> **GIVEN INFORMATION**:
# # # #

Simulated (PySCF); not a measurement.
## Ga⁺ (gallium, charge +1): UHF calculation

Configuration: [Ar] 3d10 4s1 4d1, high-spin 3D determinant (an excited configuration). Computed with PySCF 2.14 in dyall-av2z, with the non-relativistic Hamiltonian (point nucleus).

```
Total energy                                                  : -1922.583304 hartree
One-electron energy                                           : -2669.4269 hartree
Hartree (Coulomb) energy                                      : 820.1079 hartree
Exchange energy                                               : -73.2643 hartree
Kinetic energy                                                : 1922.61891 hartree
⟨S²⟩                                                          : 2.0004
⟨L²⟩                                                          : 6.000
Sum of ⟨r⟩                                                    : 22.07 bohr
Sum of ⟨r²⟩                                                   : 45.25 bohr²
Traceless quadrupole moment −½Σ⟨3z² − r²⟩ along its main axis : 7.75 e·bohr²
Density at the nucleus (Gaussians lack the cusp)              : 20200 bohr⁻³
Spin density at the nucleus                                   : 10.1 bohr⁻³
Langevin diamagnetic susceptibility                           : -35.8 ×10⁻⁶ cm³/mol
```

# # # #

> **WORK REQUEST**: The first line of the data, the line with "## Ga⁺ (gallium, charge +1): UHF calculation", and all lines in between are to be copied exactly. Leave out everything else.

> **YOUR RESPONSE**:
Simulated (PySCF); not a measurement.
## Ga⁺ (gallium, charge +1): UHF calculation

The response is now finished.